# Brief
For the entries below, the result should be an exact transcription of the lines from the one with "One state of" up to and including the one with "D) 0.000208", and only those.

-- Opening Marker --

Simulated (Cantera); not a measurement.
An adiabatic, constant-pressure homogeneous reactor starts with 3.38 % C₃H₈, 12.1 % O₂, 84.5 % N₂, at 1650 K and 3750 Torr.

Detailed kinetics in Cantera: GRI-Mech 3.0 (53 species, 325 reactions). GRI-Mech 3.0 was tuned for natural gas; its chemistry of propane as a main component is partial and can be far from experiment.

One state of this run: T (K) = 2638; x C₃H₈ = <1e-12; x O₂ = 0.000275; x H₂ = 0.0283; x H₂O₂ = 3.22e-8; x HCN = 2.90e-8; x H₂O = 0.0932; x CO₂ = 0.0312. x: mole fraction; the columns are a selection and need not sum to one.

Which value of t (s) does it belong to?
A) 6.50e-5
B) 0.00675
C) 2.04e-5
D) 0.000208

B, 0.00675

-- Closing Marker --

# Exercise result
One state of this run: T (K) = 2638; x C₃H₈ = <1e-12; x O₂ = 0.000275; x H₂ = 0.0283; x H₂O₂ = 3.22e-8; x HCN = 2.90e-8; x H₂O = 0.0932; x CO₂ = 0.0312. x: mole fraction; the columns are a selection and need not sum to one.

Which value of t (s) does it belong to?
A) 6.50e-5
B) 0.00675
C) 2.04e-5
D) 0.000208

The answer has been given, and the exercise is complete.